* **Activity**: Return only the lines from the top of the material through the line marked by "Potentials or basis: VASP", unaltered.

* **Record excerpts**:
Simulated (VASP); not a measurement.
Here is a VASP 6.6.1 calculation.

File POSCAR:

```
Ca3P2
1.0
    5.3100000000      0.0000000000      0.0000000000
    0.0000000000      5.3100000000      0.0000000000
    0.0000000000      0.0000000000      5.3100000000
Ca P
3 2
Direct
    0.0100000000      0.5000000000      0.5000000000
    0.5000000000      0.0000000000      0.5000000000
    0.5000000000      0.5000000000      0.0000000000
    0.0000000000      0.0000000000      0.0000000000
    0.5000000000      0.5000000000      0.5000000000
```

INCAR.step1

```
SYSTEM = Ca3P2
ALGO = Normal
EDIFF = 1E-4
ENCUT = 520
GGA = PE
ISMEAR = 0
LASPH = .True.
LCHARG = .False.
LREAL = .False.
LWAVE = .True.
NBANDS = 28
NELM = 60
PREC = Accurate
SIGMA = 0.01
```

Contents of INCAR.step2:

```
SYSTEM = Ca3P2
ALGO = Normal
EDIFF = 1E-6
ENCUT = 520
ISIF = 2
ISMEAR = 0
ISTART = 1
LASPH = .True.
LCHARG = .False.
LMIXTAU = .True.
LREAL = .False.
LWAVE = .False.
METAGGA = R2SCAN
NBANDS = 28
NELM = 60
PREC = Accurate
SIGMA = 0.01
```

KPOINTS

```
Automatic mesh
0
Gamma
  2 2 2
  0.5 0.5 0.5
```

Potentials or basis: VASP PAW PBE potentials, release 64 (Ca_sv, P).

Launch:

* **Exercise response**:
Simulated (VASP); not a measurement.
Here is a VASP 6.6.1 calculation.

File POSCAR:

```
Ca3P2
1.0
    5.3100000000      0.0000000000      0.0000000000
    0.0000000000      5.3100000000      0.0000000000
    0.0000000000      0.0000000000      5.3100000000
Ca P
3 2
Direct
    0.0100000000      0.5000000000      0.5000000000
    0.5000000000      0.0000000000      0.5000000000
    0.5000000000      0.5000000000      0.0000000000
    0.0000000000      0.0000000000      0.0000000000
    0.5000000000      0.5000000000      0.5000000000
```

INCAR.step1

```
SYSTEM = Ca3P2
ALGO = Normal
EDIFF = 1E-4
ENCUT = 520
GGA = PE
ISMEAR = 0
LASPH = .True.
LCHARG = .False.
LREAL = .False.
LWAVE = .True.
NBANDS = 28
NELM = 60
PREC = Accurate
SIGMA = 0.01
```

Contents of INCAR.step2:

```
SYSTEM = Ca3P2
ALGO = Normal
EDIFF = 1E-6
ENCUT = 520
ISIF = 2
ISMEAR = 0
ISTART = 1
LASPH = .True.
LCHARG = .False.
LMIXTAU = .True.
LREAL = .False.
LWAVE = .False.
METAGGA = R2SCAN
NBANDS = 28
NELM = 60
PREC = Accurate
SIGMA = 0.01
```

KPOINTS

```
Automatic mesh
0
Gamma
  2 2 2
  0.5 0.5 0.5
```

Potentials or basis: VASP PAW PBE potentials, release 64 (Ca_sv, P).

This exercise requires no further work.